Work order: Retype only the lines at the head of the records, first through the one with "POTCAR, in this", exactly as written.

Excerpted records:
● ● ● ● ● ● ●
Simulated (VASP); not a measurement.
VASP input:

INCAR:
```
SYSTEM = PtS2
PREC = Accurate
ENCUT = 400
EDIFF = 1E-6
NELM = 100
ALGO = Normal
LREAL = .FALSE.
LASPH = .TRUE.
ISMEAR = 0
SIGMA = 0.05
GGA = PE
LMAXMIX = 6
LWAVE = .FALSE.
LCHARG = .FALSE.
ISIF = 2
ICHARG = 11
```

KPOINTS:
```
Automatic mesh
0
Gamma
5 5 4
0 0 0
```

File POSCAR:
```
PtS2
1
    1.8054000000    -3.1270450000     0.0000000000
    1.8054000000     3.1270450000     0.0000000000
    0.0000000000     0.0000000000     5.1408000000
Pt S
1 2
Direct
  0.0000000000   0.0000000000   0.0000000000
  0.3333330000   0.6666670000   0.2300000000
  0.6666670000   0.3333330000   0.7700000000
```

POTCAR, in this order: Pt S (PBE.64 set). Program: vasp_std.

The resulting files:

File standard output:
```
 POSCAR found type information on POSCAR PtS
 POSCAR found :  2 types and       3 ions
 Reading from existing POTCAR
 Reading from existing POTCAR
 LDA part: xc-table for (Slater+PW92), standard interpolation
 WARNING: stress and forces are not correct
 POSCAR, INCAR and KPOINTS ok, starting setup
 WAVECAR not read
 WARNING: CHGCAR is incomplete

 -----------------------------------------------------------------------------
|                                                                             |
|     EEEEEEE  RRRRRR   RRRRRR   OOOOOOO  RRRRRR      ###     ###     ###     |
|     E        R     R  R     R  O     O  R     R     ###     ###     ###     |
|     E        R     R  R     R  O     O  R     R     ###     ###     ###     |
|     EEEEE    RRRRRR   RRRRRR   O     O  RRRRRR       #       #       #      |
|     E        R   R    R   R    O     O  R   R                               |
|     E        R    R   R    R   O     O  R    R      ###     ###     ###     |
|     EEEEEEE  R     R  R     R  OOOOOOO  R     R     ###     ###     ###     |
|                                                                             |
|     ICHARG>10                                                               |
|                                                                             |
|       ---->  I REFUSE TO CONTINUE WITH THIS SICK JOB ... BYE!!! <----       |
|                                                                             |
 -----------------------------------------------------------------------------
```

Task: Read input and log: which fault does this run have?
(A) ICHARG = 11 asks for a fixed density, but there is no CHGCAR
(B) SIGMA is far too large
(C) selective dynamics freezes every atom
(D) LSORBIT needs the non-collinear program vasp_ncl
● ● ● ● ● ● ●

Your response:
Simulated (VASP); not a measurement.
VASP input:

INCAR:
```
SYSTEM = PtS2
PREC = Accurate
ENCUT = 400
EDIFF = 1E-6
NELM = 100
ALGO = Normal
LREAL = .FALSE.
LASPH = .TRUE.
ISMEAR = 0
SIGMA = 0.05
GGA = PE
LMAXMIX = 6
LWAVE = .FALSE.
LCHARG = .FALSE.
ISIF = 2
ICHARG = 11
```

KPOINTS:
```
Automatic mesh
0
Gamma
5 5 4
0 0 0
```

File POSCAR:
```
PtS2
1
    1.8054000000    -3.1270450000     0.0000000000
    1.8054000000     3.1270450000     0.0000000000
    0.0000000000     0.0000000000     5.1408000000
Pt S
1 2
Direct
  0.0000000000   0.0000000000   0.0000000000
  0.3333330000   0.6666670000   0.2300000000
  0.6666670000   0.3333330000   0.7700000000
```

POTCAR, in this order: Pt S (PBE.64 set). Program: vasp_std.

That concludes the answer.